ACTIVITY >> Output the lines below exactly, please, from the first line until the line with "The step: GaH₂Br", counting both.

RECORD EXTRACTS >>
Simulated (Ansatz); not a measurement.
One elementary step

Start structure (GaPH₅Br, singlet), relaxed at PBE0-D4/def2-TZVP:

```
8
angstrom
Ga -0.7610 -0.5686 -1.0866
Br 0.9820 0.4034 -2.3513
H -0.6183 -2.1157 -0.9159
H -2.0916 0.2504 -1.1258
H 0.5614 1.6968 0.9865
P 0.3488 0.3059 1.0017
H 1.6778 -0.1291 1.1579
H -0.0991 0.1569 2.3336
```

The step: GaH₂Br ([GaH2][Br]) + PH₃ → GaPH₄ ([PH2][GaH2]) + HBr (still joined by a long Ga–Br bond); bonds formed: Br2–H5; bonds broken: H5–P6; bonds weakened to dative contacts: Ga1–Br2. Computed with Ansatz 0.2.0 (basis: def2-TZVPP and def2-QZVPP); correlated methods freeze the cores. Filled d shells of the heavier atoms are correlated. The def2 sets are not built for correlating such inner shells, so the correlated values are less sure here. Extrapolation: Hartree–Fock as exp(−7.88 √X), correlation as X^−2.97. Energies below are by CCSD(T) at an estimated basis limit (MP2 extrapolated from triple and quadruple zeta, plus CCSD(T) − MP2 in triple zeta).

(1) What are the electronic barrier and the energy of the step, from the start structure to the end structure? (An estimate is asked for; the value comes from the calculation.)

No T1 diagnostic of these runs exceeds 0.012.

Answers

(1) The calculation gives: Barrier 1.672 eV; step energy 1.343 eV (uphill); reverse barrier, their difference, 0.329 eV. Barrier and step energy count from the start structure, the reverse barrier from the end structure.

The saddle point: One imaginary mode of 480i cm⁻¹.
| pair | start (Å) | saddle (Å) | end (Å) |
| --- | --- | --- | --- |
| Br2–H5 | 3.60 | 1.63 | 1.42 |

ANSWER AREA >>
Simulated (Ansatz); not a measurement.
One elementary step

Start structure (GaPH₅Br, singlet), relaxed at PBE0-D4/def2-TZVP:

```
8
angstrom
Ga -0.7610 -0.5686 -1.0866
Br 0.9820 0.4034 -2.3513
H -0.6183 -2.1157 -0.9159
H -2.0916 0.2504 -1.1258
H 0.5614 1.6968 0.9865
P 0.3488 0.3059 1.0017
H 1.6778 -0.1291 1.1579
H -0.0991 0.1569 2.3336
```

The step: GaH₂Br ([GaH2][Br]) + PH₃ → GaPH₄ ([PH2][GaH2]) + HBr (still joined by a long Ga–Br bond); bonds formed: Br2–H5; bonds broken: H5–P6; bonds weakened to dative contacts: Ga1–Br2. Computed with Ansatz 0.2.0 (basis: def2-TZVPP and def2-QZVPP); correlated methods freeze the cores. Filled d shells of the heavier atoms are correlated. The def2 sets are not built for correlating such inner shells, so the correlated values are less sure here. Extrapolation: Hartree–Fock as exp(−7.88 √X), correlation as X^−2.97. Energies below are by CCSD(T) at an estimated basis limit (MP2 extrapolated from triple and quadruple zeta, plus CCSD(T) − MP2 in triple zeta).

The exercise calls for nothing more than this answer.